Required action –
Stopping right after the line with "# How long does VB take?", please reproduce the material below exactly from its first line.

Top of Records supplied
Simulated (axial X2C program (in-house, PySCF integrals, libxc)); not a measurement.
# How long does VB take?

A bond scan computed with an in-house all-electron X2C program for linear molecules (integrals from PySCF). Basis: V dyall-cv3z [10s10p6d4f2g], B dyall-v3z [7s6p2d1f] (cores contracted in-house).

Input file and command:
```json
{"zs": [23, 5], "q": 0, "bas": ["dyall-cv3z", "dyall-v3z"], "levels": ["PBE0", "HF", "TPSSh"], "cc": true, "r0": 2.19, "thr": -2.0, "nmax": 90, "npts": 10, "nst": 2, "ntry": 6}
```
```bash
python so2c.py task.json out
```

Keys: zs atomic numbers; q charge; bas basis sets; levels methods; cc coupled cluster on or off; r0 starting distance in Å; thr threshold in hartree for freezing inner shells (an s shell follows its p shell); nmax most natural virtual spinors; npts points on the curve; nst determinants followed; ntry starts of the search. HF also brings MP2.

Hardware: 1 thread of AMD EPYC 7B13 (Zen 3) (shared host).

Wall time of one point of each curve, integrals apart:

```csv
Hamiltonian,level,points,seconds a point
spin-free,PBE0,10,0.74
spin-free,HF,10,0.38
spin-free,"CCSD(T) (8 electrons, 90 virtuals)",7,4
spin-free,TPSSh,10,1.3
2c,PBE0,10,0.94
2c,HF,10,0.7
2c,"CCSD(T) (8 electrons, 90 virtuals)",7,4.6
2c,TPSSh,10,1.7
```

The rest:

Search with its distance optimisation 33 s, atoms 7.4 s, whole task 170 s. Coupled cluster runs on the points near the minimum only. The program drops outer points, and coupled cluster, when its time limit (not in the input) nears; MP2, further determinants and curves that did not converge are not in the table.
Bottom of Records supplied

Answer space –
Simulated (axial X2C program (in-house, PySCF integrals, libxc)); not a measurement.
# How long does VB take?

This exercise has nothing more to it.